**ENTRIES SHOWN**
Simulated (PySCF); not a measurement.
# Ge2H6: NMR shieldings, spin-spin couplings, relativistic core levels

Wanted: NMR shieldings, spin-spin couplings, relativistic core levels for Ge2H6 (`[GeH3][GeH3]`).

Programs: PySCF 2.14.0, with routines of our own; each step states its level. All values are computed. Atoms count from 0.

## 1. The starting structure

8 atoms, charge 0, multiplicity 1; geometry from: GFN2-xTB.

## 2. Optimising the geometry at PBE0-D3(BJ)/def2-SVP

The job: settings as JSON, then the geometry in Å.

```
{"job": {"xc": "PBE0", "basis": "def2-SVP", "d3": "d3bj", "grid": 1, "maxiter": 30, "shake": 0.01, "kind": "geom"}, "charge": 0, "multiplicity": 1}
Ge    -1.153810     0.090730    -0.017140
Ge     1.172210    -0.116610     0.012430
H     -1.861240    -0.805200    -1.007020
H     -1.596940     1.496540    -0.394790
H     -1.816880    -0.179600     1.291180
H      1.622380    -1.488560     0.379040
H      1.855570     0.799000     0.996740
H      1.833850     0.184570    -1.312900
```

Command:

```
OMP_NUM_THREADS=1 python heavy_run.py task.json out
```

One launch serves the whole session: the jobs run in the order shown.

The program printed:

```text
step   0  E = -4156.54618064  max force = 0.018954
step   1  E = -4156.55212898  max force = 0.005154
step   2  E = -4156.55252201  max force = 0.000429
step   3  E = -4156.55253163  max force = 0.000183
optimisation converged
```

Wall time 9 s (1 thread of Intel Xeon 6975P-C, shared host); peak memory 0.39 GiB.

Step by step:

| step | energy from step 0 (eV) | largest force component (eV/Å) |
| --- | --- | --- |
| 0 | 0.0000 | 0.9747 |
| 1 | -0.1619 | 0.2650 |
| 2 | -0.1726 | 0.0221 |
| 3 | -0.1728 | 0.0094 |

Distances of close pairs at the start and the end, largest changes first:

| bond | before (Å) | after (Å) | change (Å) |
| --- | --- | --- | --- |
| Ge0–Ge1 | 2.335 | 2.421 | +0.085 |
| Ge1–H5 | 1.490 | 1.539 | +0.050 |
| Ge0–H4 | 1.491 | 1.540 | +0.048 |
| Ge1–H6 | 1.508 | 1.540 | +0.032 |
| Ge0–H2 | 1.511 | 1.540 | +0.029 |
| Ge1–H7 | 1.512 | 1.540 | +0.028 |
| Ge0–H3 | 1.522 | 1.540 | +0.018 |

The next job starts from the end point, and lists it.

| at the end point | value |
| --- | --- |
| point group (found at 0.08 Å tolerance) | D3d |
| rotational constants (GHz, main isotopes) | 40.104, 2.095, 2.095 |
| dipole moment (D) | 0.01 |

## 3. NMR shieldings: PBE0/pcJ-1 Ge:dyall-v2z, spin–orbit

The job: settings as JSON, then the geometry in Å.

**REQUIREMENT**
Extract, please, the lines from the start of the entries above through the one with "moment (D) | 0.01 |", both included, reproducing each exactly and adding nothing.

**WRITTEN ANSWER**
Simulated (PySCF); not a measurement.
# Ge2H6: NMR shieldings, spin-spin couplings, relativistic core levels

Wanted: NMR shieldings, spin-spin couplings, relativistic core levels for Ge2H6 (`[GeH3][GeH3]`).

Programs: PySCF 2.14.0, with routines of our own; each step states its level. All values are computed. Atoms count from 0.

## 1. The starting structure

8 atoms, charge 0, multiplicity 1; geometry from: GFN2-xTB.

## 2. Optimising the geometry at PBE0-D3(BJ)/def2-SVP

The job: settings as JSON, then the geometry in Å.

```
{"job": {"xc": "PBE0", "basis": "def2-SVP", "d3": "d3bj", "grid": 1, "maxiter": 30, "shake": 0.01, "kind": "geom"}, "charge": 0, "multiplicity": 1}
Ge    -1.153810     0.090730    -0.017140
Ge     1.172210    -0.116610     0.012430
H     -1.861240    -0.805200    -1.007020
H     -1.596940     1.496540    -0.394790
H     -1.816880    -0.179600     1.291180
H      1.622380    -1.488560     0.379040
H      1.855570     0.799000     0.996740
H      1.833850     0.184570    -1.312900
```

Command:

```
OMP_NUM_THREADS=1 python heavy_run.py task.json out
```

One launch serves the whole session: the jobs run in the order shown.

The program printed:

```text
step   0  E = -4156.54618064  max force = 0.018954
step   1  E = -4156.55212898  max force = 0.005154
step   2  E = -4156.55252201  max force = 0.000429
step   3  E = -4156.55253163  max force = 0.000183
optimisation converged
```

Wall time 9 s (1 thread of Intel Xeon 6975P-C, shared host); peak memory 0.39 GiB.

Step by step:

| step | energy from step 0 (eV) | largest force component (eV/Å) |
| --- | --- | --- |
| 0 | 0.0000 | 0.9747 |
| 1 | -0.1619 | 0.2650 |
| 2 | -0.1726 | 0.0221 |
| 3 | -0.1728 | 0.0094 |

Distances of close pairs at the start and the end, largest changes first:

| bond | before (Å) | after (Å) | change (Å) |
| --- | --- | --- | --- |
| Ge0–Ge1 | 2.335 | 2.421 | +0.085 |
| Ge1–H5 | 1.490 | 1.539 | +0.050 |
| Ge0–H4 | 1.491 | 1.540 | +0.048 |
| Ge1–H6 | 1.508 | 1.540 | +0.032 |
| Ge0–H2 | 1.511 | 1.540 | +0.029 |
| Ge1–H7 | 1.512 | 1.540 | +0.028 |
| Ge0–H3 | 1.522 | 1.540 | +0.018 |

The next job starts from the end point, and lists it.

| at the end point | value |
| --- | --- |
| point group (found at 0.08 Å tolerance) | D3d |
| rotational constants (GHz, main isotopes) | 40.104, 2.095, 2.095 |
| dipole moment (D) | 0.01 |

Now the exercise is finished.